# Work request:
Consider the listing below. Extract exactly the lines from the line containing "CCSDT(Q) | -57524.1451 |" to the line containing "Q: Work out", both included.

Segment Start: Data provided

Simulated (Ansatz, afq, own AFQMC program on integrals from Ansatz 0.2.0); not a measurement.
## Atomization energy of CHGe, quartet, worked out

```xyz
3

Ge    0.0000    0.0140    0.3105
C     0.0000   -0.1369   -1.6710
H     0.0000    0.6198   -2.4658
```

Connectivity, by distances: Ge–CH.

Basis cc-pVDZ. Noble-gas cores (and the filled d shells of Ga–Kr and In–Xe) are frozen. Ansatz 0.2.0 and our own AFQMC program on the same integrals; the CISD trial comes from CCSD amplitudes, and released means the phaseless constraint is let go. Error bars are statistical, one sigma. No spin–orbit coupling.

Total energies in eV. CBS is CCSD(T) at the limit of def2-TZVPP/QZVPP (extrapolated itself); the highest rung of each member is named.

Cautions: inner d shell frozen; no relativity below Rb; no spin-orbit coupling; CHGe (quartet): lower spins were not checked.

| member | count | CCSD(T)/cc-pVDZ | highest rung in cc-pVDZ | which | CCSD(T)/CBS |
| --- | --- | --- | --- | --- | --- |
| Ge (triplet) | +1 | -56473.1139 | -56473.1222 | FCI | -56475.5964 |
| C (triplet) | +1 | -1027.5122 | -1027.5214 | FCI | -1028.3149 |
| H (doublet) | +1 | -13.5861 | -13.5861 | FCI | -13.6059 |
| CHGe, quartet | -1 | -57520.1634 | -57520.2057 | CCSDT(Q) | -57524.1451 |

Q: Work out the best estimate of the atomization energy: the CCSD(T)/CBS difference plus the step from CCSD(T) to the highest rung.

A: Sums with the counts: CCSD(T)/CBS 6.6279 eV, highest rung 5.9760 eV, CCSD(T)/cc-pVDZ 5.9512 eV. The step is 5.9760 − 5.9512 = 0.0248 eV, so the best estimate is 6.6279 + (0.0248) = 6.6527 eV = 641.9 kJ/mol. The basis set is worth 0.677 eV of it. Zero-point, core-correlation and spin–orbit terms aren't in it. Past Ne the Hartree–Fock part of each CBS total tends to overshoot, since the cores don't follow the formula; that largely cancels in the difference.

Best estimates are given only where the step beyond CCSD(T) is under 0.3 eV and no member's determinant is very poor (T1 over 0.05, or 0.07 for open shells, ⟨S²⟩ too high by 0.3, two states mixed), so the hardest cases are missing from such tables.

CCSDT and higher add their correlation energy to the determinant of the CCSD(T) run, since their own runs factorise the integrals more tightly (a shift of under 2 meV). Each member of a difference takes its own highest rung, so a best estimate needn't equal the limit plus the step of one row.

Segment End: Data provided

# Response area:
| CHGe, quartet | -1 | -57520.1634 | -57520.2057 | CCSDT(Q) | -57524.1451 |

Q: Work out the best estimate of the atomization energy: the CCSD(T)/CBS difference plus the step from CCSD(T) to the highest rung.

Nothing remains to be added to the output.